Exercise: Beneath this instruction is a listing; print exactly the lines in it starting at the line that contains "values left out." and going through the line that contains "A k mesh can".

+++++

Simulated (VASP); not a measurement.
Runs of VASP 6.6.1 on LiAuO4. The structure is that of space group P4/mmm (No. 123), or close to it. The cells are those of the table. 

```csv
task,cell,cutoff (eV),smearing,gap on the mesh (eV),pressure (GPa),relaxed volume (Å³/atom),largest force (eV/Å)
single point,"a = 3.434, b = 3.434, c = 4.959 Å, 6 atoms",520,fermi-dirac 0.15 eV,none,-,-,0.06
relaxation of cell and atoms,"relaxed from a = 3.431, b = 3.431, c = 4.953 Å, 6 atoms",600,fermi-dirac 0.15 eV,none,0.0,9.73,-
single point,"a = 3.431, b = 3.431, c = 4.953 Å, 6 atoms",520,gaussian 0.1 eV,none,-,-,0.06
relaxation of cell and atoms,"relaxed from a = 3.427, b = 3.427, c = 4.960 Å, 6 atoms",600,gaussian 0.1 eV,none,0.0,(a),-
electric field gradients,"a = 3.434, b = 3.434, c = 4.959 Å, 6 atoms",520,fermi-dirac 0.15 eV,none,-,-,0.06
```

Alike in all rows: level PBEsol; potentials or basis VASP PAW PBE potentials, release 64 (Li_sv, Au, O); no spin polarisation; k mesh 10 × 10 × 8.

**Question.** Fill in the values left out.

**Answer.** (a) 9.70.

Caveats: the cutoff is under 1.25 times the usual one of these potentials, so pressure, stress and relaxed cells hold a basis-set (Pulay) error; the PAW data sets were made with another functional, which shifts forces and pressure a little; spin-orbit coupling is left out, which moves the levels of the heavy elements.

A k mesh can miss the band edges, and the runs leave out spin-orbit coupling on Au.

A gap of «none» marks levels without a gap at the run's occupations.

+++++

Worked solution:
**Question.** Fill in the values left out.

**Answer.** (a) 9.70.

Caveats: the cutoff is under 1.25 times the usual one of these potentials, so pressure, stress and relaxed cells hold a basis-set (Pulay) error; the PAW data sets were made with another functional, which shifts forces and pressure a little; spin-orbit coupling is left out, which moves the levels of the heavy elements.

A k mesh can miss the band edges, and the runs leave out spin-orbit coupling on Au.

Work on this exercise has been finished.